**PROVIDED DATA**.
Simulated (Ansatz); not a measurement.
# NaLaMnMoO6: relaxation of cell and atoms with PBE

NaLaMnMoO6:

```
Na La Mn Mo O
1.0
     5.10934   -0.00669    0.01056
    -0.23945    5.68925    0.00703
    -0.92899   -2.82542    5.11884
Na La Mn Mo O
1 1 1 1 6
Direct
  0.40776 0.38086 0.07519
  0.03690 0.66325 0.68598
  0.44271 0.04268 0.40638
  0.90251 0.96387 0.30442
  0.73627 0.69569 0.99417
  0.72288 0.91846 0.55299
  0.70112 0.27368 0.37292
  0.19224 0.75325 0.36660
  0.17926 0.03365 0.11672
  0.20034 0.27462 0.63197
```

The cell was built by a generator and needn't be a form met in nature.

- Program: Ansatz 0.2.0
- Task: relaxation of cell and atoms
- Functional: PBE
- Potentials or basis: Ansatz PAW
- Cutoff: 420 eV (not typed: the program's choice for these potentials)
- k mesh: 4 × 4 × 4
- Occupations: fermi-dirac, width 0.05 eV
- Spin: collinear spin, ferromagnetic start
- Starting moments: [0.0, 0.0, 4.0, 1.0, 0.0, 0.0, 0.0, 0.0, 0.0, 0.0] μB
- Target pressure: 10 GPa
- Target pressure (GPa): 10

**ACTION ITEM**.
Print the material above verbatim, first line through the line containing "- Potentials or basis: Ansatz PAW", both included.

**EXERCISE SOLUTION**.
Simulated (Ansatz); not a measurement.
# NaLaMnMoO6: relaxation of cell and atoms with PBE

NaLaMnMoO6:

```
Na La Mn Mo O
1.0
     5.10934   -0.00669    0.01056
    -0.23945    5.68925    0.00703
    -0.92899   -2.82542    5.11884
Na La Mn Mo O
1 1 1 1 6
Direct
  0.40776 0.38086 0.07519
  0.03690 0.66325 0.68598
  0.44271 0.04268 0.40638
  0.90251 0.96387 0.30442
  0.73627 0.69569 0.99417
  0.72288 0.91846 0.55299
  0.70112 0.27368 0.37292
  0.19224 0.75325 0.36660
  0.17926 0.03365 0.11672
  0.20034 0.27462 0.63197
```

The cell was built by a generator and needn't be a form met in nature.

- Program: Ansatz 0.2.0
- Task: relaxation of cell and atoms
- Functional: PBE
- Potentials or basis: Ansatz PAW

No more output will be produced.